- - - - -

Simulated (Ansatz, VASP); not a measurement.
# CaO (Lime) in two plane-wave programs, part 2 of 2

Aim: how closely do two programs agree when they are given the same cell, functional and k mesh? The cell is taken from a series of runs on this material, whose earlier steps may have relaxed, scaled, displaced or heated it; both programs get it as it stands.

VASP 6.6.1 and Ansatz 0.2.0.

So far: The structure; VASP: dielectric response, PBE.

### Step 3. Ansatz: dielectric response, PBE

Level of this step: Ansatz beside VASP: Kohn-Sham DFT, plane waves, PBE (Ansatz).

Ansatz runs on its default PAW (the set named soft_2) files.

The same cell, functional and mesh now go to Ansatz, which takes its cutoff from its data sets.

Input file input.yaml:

- - - - -

Work item: Copy out the range of lines above starting at the line with "VASP 6.6.1 and Ansatz 0.2.0." and ending at the line with "The same cell, functional and mesh", exactly and including both.

Expected answer:
VASP 6.6.1 and Ansatz 0.2.0.

So far: The structure; VASP: dielectric response, PBE.

### Step 3. Ansatz: dielectric response, PBE

Level of this step: Ansatz beside VASP: Kohn-Sham DFT, plane waves, PBE (Ansatz).

Ansatz runs on its default PAW (the set named soft_2) files.

The same cell, functional and mesh now go to Ansatz, which takes its cutoff from its data sets.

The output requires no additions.